» ACTION ITEM: Repeat the data below with no changes.

» RECORDS SHOWN:
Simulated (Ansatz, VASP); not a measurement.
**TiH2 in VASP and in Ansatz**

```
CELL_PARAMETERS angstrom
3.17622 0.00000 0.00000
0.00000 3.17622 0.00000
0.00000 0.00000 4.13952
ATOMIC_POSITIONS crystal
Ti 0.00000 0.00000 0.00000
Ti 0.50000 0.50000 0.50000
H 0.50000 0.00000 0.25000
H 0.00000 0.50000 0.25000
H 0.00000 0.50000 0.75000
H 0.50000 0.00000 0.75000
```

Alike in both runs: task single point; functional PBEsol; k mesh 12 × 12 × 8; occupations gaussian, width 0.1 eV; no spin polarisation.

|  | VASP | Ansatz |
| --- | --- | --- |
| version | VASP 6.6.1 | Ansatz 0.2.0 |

» ANSWER BOX:
Simulated (Ansatz, VASP); not a measurement.
**TiH2 in VASP and in Ansatz**

```
CELL_PARAMETERS angstrom
3.17622 0.00000 0.00000
0.00000 3.17622 0.00000
0.00000 0.00000 4.13952
ATOMIC_POSITIONS crystal
Ti 0.00000 0.00000 0.00000
Ti 0.50000 0.50000 0.50000
H 0.50000 0.00000 0.25000
H 0.00000 0.50000 0.25000
H 0.00000 0.50000 0.75000
H 0.50000 0.00000 0.75000
```

Alike in both runs: task single point; functional PBEsol; k mesh 12 × 12 × 8; occupations gaussian, width 0.1 eV; no spin polarisation.

|  | VASP | Ansatz |
| --- | --- | --- |
| version | VASP 6.6.1 | Ansatz 0.2.0 |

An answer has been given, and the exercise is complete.